DATA LISTING >>
►

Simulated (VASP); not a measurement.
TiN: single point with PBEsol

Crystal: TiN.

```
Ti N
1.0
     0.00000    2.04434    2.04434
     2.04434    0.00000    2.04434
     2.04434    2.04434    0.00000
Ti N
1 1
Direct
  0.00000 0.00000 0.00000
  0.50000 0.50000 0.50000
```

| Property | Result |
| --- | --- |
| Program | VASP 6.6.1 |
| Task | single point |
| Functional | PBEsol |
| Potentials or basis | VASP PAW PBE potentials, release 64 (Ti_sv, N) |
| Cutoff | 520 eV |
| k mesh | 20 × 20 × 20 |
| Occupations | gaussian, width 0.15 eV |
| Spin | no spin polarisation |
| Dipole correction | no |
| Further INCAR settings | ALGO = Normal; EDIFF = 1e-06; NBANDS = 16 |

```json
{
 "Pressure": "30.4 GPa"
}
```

◄

TASK ITEM >> Repeat the whole listing above without any change.

WRITTEN REPLY >>
Simulated (VASP); not a measurement.
TiN: single point with PBEsol

Crystal: TiN.

```
Ti N
1.0
     0.00000    2.04434    2.04434
     2.04434    0.00000    2.04434
     2.04434    2.04434    0.00000
Ti N
1 1
Direct
  0.00000 0.00000 0.00000
  0.50000 0.50000 0.50000
```

| Property | Result |
| --- | --- |
| Program | VASP 6.6.1 |
| Task | single point |
| Functional | PBEsol |
| Potentials or basis | VASP PAW PBE potentials, release 64 (Ti_sv, N) |
| Cutoff | 520 eV |
| k mesh | 20 × 20 × 20 |
| Occupations | gaussian, width 0.15 eV |
| Spin | no spin polarisation |
| Dipole correction | no |
| Further INCAR settings | ALGO = Normal; EDIFF = 1e-06; NBANDS = 16 |

```json
{
 "Pressure": "30.4 GPa"
}
```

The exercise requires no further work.